» Supplied material:
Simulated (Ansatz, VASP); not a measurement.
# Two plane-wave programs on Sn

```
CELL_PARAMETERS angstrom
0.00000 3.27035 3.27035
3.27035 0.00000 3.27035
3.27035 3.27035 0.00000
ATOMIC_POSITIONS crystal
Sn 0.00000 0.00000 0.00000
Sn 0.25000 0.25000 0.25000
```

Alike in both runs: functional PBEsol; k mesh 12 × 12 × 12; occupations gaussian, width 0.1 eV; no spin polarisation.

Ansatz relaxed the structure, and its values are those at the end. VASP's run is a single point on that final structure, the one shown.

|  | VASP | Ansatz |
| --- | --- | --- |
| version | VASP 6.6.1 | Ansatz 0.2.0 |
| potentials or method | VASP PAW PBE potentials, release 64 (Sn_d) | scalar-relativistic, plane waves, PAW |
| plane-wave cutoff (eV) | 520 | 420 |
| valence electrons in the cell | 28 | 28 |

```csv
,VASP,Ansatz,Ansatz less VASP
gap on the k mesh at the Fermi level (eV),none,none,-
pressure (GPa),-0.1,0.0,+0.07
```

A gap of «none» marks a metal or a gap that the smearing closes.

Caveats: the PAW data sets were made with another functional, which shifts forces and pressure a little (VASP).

» Requirement: Return all of the material precisely as written.

» Task output:
Simulated (Ansatz, VASP); not a measurement.
# Two plane-wave programs on Sn

```
CELL_PARAMETERS angstrom
0.00000 3.27035 3.27035
3.27035 0.00000 3.27035
3.27035 3.27035 0.00000
ATOMIC_POSITIONS crystal
Sn 0.00000 0.00000 0.00000
Sn 0.25000 0.25000 0.25000
```

Alike in both runs: functional PBEsol; k mesh 12 × 12 × 12; occupations gaussian, width 0.1 eV; no spin polarisation.

Ansatz relaxed the structure, and its values are those at the end. VASP's run is a single point on that final structure, the one shown.

|  | VASP | Ansatz |
| --- | --- | --- |
| version | VASP 6.6.1 | Ansatz 0.2.0 |
| potentials or method | VASP PAW PBE potentials, release 64 (Sn_d) | scalar-relativistic, plane waves, PAW |
| plane-wave cutoff (eV) | 520 | 420 |
| valence electrons in the cell | 28 | 28 |

```csv
,VASP,Ansatz,Ansatz less VASP
gap on the k mesh at the Fermi level (eV),none,none,-
pressure (GPa),-0.1,0.0,+0.07
```

A gap of «none» marks a metal or a gap that the smearing closes.

Caveats: the PAW data sets were made with another functional, which shifts forces and pressure a little (VASP).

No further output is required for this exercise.